Extract, unchanged, each line of the listing below from its first line through the line that contains "Method: B3LYP/pcJ-1 (without", inclusive, and nothing else.

::::

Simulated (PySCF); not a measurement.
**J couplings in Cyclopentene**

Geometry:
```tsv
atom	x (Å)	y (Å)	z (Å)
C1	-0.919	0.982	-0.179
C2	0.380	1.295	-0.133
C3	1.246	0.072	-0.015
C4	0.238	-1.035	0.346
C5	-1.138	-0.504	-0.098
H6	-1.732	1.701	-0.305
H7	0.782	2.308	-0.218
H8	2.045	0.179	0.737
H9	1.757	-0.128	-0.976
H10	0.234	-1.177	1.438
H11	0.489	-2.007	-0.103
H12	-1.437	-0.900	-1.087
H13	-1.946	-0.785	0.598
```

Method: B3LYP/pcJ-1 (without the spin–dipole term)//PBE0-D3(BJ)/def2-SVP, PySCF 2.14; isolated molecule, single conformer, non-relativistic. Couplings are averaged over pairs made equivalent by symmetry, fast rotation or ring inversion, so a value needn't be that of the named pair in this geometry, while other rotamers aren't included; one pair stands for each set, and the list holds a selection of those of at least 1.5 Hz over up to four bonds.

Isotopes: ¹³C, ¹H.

::::

## Task result
Simulated (PySCF); not a measurement.
**J couplings in Cyclopentene**

Geometry:
```tsv
atom	x (Å)	y (Å)	z (Å)
C1	-0.919	0.982	-0.179
C2	0.380	1.295	-0.133
C3	1.246	0.072	-0.015
C4	0.238	-1.035	0.346
C5	-1.138	-0.504	-0.098
H6	-1.732	1.701	-0.305
H7	0.782	2.308	-0.218
H8	2.045	0.179	0.737
H9	1.757	-0.128	-0.976
H10	0.234	-1.177	1.438
H11	0.489	-2.007	-0.103
H12	-1.437	-0.900	-1.087
H13	-1.946	-0.785	0.598
```

Method: B3LYP/pcJ-1 (without the spin–dipole term)//PBE0-D3(BJ)/def2-SVP, PySCF 2.14; isolated molecule, single conformer, non-relativistic. Couplings are averaged over pairs made equivalent by symmetry, fast rotation or ring inversion, so a value needn't be that of the named pair in this geometry, while other rotamers aren't included; one pair stands for each set, and the list holds a selection of those of at least 1.5 Hz over up to four bonds.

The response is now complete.